#### WORK ITEM
All of the records below are to be copied exactly.

#### RECORD EXCERPTS
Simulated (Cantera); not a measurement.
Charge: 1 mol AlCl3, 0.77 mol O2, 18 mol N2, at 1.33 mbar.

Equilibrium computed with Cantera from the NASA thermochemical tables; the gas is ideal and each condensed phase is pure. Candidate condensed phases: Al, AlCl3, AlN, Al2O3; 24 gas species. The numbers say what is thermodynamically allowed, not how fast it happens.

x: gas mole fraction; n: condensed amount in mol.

#### REPLY
Simulated (Cantera); not a measurement.
Charge: 1 mol AlCl3, 0.77 mol O2, 18 mol N2, at 1.33 mbar.

Equilibrium computed with Cantera from the NASA thermochemical tables; the gas is ideal and each condensed phase is pure. Candidate condensed phases: Al, AlCl3, AlN, Al2O3; 24 gas species. The numbers say what is thermodynamically allowed, not how fast it happens.

x: gas mole fraction; n: condensed amount in mol.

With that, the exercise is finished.